+++
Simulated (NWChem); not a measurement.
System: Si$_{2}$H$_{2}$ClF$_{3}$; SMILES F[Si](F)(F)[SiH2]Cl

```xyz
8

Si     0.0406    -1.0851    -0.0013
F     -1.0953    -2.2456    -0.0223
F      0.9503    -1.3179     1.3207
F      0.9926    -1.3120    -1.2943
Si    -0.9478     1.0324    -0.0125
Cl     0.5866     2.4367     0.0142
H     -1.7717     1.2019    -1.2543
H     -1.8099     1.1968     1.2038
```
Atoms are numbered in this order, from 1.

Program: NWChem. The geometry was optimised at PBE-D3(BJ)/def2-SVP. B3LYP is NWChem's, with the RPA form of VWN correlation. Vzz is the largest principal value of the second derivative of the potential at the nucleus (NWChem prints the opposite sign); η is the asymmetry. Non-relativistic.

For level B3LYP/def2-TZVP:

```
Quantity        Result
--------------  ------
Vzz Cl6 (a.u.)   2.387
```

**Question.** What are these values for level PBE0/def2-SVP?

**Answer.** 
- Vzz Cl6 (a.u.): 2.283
+++

Give back the whole listing above. Keep every character the same.

Simulated (NWChem); not a measurement.
System: Si$_{2}$H$_{2}$ClF$_{3}$; SMILES F[Si](F)(F)[SiH2]Cl

```xyz
8

Si     0.0406    -1.0851    -0.0013
F     -1.0953    -2.2456    -0.0223
F      0.9503    -1.3179     1.3207
F      0.9926    -1.3120    -1.2943
Si    -0.9478     1.0324    -0.0125
Cl     0.5866     2.4367     0.0142
H     -1.7717     1.2019    -1.2543
H     -1.8099     1.1968     1.2038
```
Atoms are numbered in this order, from 1.

Program: NWChem. The geometry was optimised at PBE-D3(BJ)/def2-SVP. B3LYP is NWChem's, with the RPA form of VWN correlation. Vzz is the largest principal value of the second derivative of the potential at the nucleus (NWChem prints the opposite sign); η is the asymmetry. Non-relativistic.

For level B3LYP/def2-TZVP:

```
Quantity        Result
--------------  ------
Vzz Cl6 (a.u.)   2.387
```

**Question.** What are these values for level PBE0/def2-SVP?

**Answer.** 
- Vzz Cl6 (a.u.): 2.283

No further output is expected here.